=== Begin Enclosure ===

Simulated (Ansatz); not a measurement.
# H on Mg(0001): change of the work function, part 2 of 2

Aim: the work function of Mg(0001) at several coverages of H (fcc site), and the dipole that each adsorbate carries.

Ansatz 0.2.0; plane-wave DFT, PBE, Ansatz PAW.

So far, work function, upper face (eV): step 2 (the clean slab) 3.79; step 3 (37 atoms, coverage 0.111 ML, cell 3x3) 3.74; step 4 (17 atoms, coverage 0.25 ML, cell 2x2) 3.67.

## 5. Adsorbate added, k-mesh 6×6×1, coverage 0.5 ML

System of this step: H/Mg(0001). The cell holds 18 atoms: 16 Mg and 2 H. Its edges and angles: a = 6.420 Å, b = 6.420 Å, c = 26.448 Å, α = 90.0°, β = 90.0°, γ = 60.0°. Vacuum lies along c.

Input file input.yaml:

=== End Enclosure ===

→ **Activity**
Copy every line of the records above, starting with the first, up to and including the line containing "System of this".

→ **Response**
Simulated (Ansatz); not a measurement.
# H on Mg(0001): change of the work function, part 2 of 2

Aim: the work function of Mg(0001) at several coverages of H (fcc site), and the dipole that each adsorbate carries.

Ansatz 0.2.0; plane-wave DFT, PBE, Ansatz PAW.

So far, work function, upper face (eV): step 2 (the clean slab) 3.79; step 3 (37 atoms, coverage 0.111 ML, cell 3x3) 3.74; step 4 (17 atoms, coverage 0.25 ML, cell 2x2) 3.67.

## 5. Adsorbate added, k-mesh 6×6×1, coverage 0.5 ML

System of this step: H/Mg(0001). The cell holds 18 atoms: 16 Mg and 2 H. Its edges and angles: a = 6.420 Å, b = 6.420 Å, c = 26.448 Å, α = 90.0°, β = 90.0°, γ = 60.0°. Vacuum lies along c.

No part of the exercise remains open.